=======

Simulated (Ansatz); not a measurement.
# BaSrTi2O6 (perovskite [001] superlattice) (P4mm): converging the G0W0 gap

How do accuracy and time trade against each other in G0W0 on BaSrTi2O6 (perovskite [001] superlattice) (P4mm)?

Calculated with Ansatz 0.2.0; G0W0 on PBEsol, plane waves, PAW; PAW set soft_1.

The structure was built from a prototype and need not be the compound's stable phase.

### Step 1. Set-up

=======

→ Work instruction
Go through the listing above and write out exactly the lines starting with the one holding "# BaSrTi2O6 (perovskite" and running through the one holding "The structure was", ends included, and no others.

→ Answer area
# BaSrTi2O6 (perovskite [001] superlattice) (P4mm): converging the G0W0 gap

How do accuracy and time trade against each other in G0W0 on BaSrTi2O6 (perovskite [001] superlattice) (P4mm)?

Calculated with Ansatz 0.2.0; G0W0 on PBEsol, plane waves, PAW; PAW set soft_1.

The structure was built from a prototype and need not be the compound's stable phase.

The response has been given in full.